**Extracted information**
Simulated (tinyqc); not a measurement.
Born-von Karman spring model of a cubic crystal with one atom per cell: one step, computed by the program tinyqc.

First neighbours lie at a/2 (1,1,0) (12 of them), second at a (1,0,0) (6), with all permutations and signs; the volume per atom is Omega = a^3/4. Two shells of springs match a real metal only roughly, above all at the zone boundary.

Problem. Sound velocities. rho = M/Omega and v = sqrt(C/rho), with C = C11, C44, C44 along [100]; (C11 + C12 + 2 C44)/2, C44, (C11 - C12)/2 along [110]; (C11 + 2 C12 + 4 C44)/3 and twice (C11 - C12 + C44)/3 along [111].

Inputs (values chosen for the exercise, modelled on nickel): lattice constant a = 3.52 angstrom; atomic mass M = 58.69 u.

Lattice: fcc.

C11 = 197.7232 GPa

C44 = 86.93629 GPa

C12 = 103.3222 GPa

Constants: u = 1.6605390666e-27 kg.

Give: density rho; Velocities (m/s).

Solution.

**Work request**
Your answer should be the lines above, from the line containing "Lattice: fcc." up to and including the line containing "Give: density rho; Velocities (m/s).", reproduced exactly and with nothing else.

**Exercise result**
Lattice: fcc.

C11 = 197.7232 GPa

C44 = 86.93629 GPa

C12 = 103.3222 GPa

Constants: u = 1.6605390666e-27 kg.

Give: density rho; Velocities (m/s).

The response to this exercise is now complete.